> **WORK INSTRUCTION**: Print each line from the start of the records below up through the line where "## Step 2: The script" is found, exactly as given.

> **DATASET**:
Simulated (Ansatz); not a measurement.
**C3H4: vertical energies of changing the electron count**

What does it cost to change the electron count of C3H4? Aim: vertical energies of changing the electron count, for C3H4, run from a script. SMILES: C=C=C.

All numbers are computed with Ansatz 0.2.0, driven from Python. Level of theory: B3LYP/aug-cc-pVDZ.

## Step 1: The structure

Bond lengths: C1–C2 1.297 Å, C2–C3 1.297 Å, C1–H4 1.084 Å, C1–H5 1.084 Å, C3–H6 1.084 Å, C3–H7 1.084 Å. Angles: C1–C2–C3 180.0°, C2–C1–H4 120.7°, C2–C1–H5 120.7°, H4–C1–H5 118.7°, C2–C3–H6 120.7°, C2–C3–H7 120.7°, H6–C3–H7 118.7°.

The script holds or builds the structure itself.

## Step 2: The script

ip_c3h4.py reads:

> **YOUR SOLUTION**:
Simulated (Ansatz); not a measurement.
**C3H4: vertical energies of changing the electron count**

What does it cost to change the electron count of C3H4? Aim: vertical energies of changing the electron count, for C3H4, run from a script. SMILES: C=C=C.

All numbers are computed with Ansatz 0.2.0, driven from Python. Level of theory: B3LYP/aug-cc-pVDZ.

## Step 1: The structure

Bond lengths: C1–C2 1.297 Å, C2–C3 1.297 Å, C1–H4 1.084 Å, C1–H5 1.084 Å, C3–H6 1.084 Å, C3–H7 1.084 Å. Angles: C1–C2–C3 180.0°, C2–C1–H4 120.7°, C2–C1–H5 120.7°, H4–C1–H5 118.7°, C2–C3–H6 120.7°, C2–C3–H7 120.7°, H6–C3–H7 118.7°.

The script holds or builds the structure itself.

## Step 2: The script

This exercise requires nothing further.